**BRIEF:** Set down the records again, keeping each line exactly as it is.

=== GIVEN DATA ===

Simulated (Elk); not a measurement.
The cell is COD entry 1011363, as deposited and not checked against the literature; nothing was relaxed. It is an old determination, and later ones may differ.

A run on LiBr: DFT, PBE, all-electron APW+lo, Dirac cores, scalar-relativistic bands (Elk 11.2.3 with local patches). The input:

===

**EXPECTED ANSWER:**
Simulated (Elk); not a measurement.
The cell is COD entry 1011363, as deposited and not checked against the literature; nothing was relaxed. It is an old determination, and later ones may differ.

A run on LiBr: DFT, PBE, all-electron APW+lo, Dirac cores, scalar-relativistic bands (Elk 11.2.3 with local patches). The input:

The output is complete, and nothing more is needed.